**Work order:**
Please retype the records below exactly, from the first line down to and including the line with "Fig. 1: The".

**Provided information:**
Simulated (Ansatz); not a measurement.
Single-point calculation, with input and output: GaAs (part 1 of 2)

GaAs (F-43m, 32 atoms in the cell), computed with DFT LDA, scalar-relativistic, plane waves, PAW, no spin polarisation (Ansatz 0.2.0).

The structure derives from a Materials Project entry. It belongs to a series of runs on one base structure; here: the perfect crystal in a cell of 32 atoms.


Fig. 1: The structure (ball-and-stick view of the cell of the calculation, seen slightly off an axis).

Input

**Expected answer:**
Simulated (Ansatz); not a measurement.
Single-point calculation, with input and output: GaAs (part 1 of 2)

GaAs (F-43m, 32 atoms in the cell), computed with DFT LDA, scalar-relativistic, plane waves, PAW, no spin polarisation (Ansatz 0.2.0).

The structure derives from a Materials Project entry. It belongs to a series of runs on one base structure; here: the perfect crystal in a cell of 32 atoms.


Fig. 1: The structure (ball-and-stick view of the cell of the calculation, seen slightly off an axis).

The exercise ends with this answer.